*** Data to examine ***

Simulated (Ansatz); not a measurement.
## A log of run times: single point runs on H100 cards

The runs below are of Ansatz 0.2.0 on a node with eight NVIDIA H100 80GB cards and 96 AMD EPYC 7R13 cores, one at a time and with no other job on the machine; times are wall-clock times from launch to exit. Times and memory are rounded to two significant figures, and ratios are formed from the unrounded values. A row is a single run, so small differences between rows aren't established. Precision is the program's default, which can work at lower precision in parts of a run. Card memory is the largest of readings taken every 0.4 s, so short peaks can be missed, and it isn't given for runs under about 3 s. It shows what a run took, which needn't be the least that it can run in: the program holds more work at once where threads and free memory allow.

*** End of Data to examine ***

_Work request:_
Stop after the line containing "## A log of": print exactly the lines from the start of the entries above up to it, that line included.

_Answer space:_
Simulated (Ansatz); not a measurement.
## A log of run times: single point runs on H100 cards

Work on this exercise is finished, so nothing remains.